*Work request*
An exact restatement of every record is required.

####################

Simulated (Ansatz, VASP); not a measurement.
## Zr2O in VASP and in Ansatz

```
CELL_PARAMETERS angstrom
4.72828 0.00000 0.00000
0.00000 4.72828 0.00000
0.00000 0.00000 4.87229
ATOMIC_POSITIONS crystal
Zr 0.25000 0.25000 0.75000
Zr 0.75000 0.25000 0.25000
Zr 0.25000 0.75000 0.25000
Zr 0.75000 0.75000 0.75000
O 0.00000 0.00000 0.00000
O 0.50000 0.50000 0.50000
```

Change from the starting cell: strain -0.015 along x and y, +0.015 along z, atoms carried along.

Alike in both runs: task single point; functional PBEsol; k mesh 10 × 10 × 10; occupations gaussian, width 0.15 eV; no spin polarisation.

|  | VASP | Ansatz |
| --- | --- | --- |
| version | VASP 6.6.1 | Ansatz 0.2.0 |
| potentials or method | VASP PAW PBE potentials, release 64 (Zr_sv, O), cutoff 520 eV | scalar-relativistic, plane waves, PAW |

####################

*Problem solution*
Simulated (Ansatz, VASP); not a measurement.
## Zr2O in VASP and in Ansatz

```
CELL_PARAMETERS angstrom
4.72828 0.00000 0.00000
0.00000 4.72828 0.00000
0.00000 0.00000 4.87229
ATOMIC_POSITIONS crystal
Zr 0.25000 0.25000 0.75000
Zr 0.75000 0.25000 0.25000
Zr 0.25000 0.75000 0.25000
Zr 0.75000 0.75000 0.75000
O 0.00000 0.00000 0.00000
O 0.50000 0.50000 0.50000
```

Change from the starting cell: strain -0.015 along x and y, +0.015 along z, atoms carried along.

Alike in both runs: task single point; functional PBEsol; k mesh 10 × 10 × 10; occupations gaussian, width 0.15 eV; no spin polarisation.

|  | VASP | Ansatz |
| --- | --- | --- |
| version | VASP 6.6.1 | Ansatz 0.2.0 |
| potentials or method | VASP PAW PBE potentials, release 64 (Zr_sv, O), cutoff 520 eV | scalar-relativistic, plane waves, PAW |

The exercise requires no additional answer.